─── Provided information
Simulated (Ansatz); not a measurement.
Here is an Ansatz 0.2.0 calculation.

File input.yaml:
──────

__Brief__. Output the listing above without altering a single character.

__Task solution__.
Simulated (Ansatz); not a measurement.
Here is an Ansatz 0.2.0 calculation.

File input.yaml:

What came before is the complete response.